[Start of section]

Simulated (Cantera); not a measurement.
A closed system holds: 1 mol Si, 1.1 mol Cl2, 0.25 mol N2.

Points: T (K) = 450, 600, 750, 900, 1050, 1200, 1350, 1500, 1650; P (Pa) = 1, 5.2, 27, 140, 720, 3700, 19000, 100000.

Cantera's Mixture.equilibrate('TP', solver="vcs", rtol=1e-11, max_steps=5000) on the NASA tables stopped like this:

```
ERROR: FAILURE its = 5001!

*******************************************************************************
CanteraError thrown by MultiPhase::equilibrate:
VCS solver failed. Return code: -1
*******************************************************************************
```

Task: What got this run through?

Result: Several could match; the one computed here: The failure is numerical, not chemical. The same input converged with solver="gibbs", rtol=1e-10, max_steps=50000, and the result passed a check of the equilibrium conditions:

[End of section]

## ACTION ITEM
From the first line of the records above to the line that contains "Task: What got this run through?", quote each line exactly.

## YOUR SOLUTION
Simulated (Cantera); not a measurement.
A closed system holds: 1 mol Si, 1.1 mol Cl2, 0.25 mol N2.

Points: T (K) = 450, 600, 750, 900, 1050, 1200, 1350, 1500, 1650; P (Pa) = 1, 5.2, 27, 140, 720, 3700, 19000, 100000.

Cantera's Mixture.equilibrate('TP', solver="vcs", rtol=1e-11, max_steps=5000) on the NASA tables stopped like this:

```
ERROR: FAILURE its = 5001!

*******************************************************************************
CanteraError thrown by MultiPhase::equilibrate:
VCS solver failed. Return code: -1
*******************************************************************************
```

Task: What got this run through?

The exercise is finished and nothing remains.